#### [Work request]
Below are records; reproduce exactly the lines from the first through the one containing "These files were".

#### [Dataset excerpts]
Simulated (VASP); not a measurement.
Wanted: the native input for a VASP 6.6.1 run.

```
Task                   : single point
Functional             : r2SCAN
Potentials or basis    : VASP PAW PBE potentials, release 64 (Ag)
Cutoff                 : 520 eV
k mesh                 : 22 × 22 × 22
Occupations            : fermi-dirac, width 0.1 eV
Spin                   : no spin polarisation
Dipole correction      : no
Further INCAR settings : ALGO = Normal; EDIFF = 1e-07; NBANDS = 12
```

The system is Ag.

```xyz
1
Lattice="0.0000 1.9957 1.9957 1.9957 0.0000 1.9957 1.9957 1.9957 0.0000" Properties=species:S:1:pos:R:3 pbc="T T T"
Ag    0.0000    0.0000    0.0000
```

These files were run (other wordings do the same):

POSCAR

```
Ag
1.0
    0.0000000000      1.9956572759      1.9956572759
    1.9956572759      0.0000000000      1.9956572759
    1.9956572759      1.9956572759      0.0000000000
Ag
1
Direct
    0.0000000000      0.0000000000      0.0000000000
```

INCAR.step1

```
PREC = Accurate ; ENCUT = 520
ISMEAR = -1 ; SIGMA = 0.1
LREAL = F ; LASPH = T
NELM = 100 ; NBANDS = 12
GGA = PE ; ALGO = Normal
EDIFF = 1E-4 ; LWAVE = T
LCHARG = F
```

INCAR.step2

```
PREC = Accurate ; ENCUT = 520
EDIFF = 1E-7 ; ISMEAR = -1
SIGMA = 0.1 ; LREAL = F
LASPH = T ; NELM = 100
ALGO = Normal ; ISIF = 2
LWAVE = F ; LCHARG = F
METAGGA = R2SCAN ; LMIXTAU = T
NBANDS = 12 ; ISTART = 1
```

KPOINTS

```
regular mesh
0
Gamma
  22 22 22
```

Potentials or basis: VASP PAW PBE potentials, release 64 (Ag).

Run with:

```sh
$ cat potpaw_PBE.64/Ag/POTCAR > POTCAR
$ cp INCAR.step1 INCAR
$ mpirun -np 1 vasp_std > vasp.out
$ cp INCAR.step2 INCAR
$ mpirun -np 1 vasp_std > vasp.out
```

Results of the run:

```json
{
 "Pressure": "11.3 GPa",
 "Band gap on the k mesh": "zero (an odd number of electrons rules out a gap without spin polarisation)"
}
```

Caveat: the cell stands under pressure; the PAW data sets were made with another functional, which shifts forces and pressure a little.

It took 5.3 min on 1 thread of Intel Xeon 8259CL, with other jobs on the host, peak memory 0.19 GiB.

#### [Task output]
Simulated (VASP); not a measurement.
Wanted: the native input for a VASP 6.6.1 run.

```
Task                   : single point
Functional             : r2SCAN
Potentials or basis    : VASP PAW PBE potentials, release 64 (Ag)
Cutoff                 : 520 eV
k mesh                 : 22 × 22 × 22
Occupations            : fermi-dirac, width 0.1 eV
Spin                   : no spin polarisation
Dipole correction      : no
Further INCAR settings : ALGO = Normal; EDIFF = 1e-07; NBANDS = 12
```

The system is Ag.

```xyz
1
Lattice="0.0000 1.9957 1.9957 1.9957 0.0000 1.9957 1.9957 1.9957 0.0000" Properties=species:S:1:pos:R:3 pbc="T T T"
Ag    0.0000    0.0000    0.0000
```

These files were run (other wordings do the same):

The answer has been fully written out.